Word for word, retype the first line of the records and every following line through the one containing "- R = 4.765".

──────

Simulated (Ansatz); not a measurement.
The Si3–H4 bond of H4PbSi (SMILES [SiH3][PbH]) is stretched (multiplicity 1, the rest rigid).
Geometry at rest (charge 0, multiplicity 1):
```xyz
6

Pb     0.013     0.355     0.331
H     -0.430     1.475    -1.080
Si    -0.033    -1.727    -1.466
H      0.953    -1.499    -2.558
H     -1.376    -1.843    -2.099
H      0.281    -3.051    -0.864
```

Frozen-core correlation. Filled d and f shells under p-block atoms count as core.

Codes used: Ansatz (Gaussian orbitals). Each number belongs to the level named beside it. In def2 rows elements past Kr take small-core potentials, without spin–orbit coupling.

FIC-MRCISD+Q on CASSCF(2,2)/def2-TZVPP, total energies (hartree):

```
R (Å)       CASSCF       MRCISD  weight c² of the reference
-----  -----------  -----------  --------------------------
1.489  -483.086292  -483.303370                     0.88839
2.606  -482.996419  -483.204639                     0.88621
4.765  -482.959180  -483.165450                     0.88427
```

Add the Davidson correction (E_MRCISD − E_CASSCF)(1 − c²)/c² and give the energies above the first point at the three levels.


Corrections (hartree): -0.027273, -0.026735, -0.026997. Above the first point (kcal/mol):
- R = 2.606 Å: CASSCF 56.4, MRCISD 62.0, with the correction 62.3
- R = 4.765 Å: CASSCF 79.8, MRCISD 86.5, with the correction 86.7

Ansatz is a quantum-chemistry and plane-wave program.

──────

[TASK ANSWER]
Simulated (Ansatz); not a measurement.
The Si3–H4 bond of H4PbSi (SMILES [SiH3][PbH]) is stretched (multiplicity 1, the rest rigid).
Geometry at rest (charge 0, multiplicity 1):
```xyz
6

Pb     0.013     0.355     0.331
H     -0.430     1.475    -1.080
Si    -0.033    -1.727    -1.466
H      0.953    -1.499    -2.558
H     -1.376    -1.843    -2.099
H      0.281    -3.051    -0.864
```

Frozen-core correlation. Filled d and f shells under p-block atoms count as core.

Codes used: Ansatz (Gaussian orbitals). Each number belongs to the level named beside it. In def2 rows elements past Kr take small-core potentials, without spin–orbit coupling.

FIC-MRCISD+Q on CASSCF(2,2)/def2-TZVPP, total energies (hartree):

```
R (Å)       CASSCF       MRCISD  weight c² of the reference
-----  -----------  -----------  --------------------------
1.489  -483.086292  -483.303370                     0.88839
2.606  -482.996419  -483.204639                     0.88621
4.765  -482.959180  -483.165450                     0.88427
```

Add the Davidson correction (E_MRCISD − E_CASSCF)(1 − c²)/c² and give the energies above the first point at the three levels.


Corrections (hartree): -0.027273, -0.026735, -0.026997. Above the first point (kcal/mol):
- R = 2.606 Å: CASSCF 56.4, MRCISD 62.0, with the correction 62.3
- R = 4.765 Å: CASSCF 79.8, MRCISD 86.5, with the correction 86.7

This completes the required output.